-- TASK ITEM --
When the line with "Numerical set-up: a" appears below, start repeating lines exactly, and keep going through the line with "σ is the change"; add nothing outside that span.

··········

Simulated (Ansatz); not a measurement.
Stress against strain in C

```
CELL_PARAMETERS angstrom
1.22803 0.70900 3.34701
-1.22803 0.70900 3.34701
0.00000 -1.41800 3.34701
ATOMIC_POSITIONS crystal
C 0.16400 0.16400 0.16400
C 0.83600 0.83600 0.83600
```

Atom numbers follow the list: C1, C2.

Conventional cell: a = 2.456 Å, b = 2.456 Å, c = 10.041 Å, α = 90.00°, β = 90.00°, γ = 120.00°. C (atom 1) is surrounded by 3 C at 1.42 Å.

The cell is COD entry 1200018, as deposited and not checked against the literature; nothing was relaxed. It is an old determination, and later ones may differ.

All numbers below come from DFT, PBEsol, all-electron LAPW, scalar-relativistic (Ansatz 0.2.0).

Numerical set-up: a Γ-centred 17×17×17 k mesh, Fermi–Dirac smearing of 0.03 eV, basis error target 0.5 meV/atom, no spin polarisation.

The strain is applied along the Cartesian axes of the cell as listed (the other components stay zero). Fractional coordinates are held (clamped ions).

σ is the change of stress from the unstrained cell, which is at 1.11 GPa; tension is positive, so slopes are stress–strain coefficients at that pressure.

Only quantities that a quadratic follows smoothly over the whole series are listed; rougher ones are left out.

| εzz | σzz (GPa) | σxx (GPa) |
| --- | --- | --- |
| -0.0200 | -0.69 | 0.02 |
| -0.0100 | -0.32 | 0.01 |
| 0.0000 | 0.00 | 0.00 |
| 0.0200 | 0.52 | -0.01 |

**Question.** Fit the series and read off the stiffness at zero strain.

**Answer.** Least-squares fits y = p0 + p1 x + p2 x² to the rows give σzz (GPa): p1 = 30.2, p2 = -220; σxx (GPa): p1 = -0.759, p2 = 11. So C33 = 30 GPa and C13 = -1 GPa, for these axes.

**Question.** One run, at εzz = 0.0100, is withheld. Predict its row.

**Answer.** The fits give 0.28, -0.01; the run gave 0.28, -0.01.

··········

-- EXPECTED ANSWER --
Numerical set-up: a Γ-centred 17×17×17 k mesh, Fermi–Dirac smearing of 0.03 eV, basis error target 0.5 meV/atom, no spin polarisation.

The strain is applied along the Cartesian axes of the cell as listed (the other components stay zero). Fractional coordinates are held (clamped ions).

σ is the change of stress from the unstrained cell, which is at 1.11 GPa; tension is positive, so slopes are stress–strain coefficients at that pressure.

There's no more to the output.